● **ASSIGNMENT**
Working from the entries that follow, retype each one without any alteration.

BEGIN
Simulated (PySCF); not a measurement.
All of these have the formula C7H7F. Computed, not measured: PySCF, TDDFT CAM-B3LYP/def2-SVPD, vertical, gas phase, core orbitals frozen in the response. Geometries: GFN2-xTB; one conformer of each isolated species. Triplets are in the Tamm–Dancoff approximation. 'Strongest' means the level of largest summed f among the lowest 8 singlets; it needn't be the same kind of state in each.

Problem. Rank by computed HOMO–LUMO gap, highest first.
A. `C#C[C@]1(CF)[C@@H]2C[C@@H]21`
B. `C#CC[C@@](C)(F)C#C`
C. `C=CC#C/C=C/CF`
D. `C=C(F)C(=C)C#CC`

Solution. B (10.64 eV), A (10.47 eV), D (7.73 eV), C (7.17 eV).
END

● **ANSWER SECTION**
Simulated (PySCF); not a measurement.
All of these have the formula C7H7F. Computed, not measured: PySCF, TDDFT CAM-B3LYP/def2-SVPD, vertical, gas phase, core orbitals frozen in the response. Geometries: GFN2-xTB; one conformer of each isolated species. Triplets are in the Tamm–Dancoff approximation. 'Strongest' means the level of largest summed f among the lowest 8 singlets; it needn't be the same kind of state in each.

Problem. Rank by computed HOMO–LUMO gap, highest first.
A. `C#C[C@]1(CF)[C@@H]2C[C@@H]21`
B. `C#CC[C@@](C)(F)C#C`
C. `C=CC#C/C=C/CF`
D. `C=C(F)C(=C)C#CC`

Solution. B (10.64 eV), A (10.47 eV), D (7.73 eV), C (7.17 eV).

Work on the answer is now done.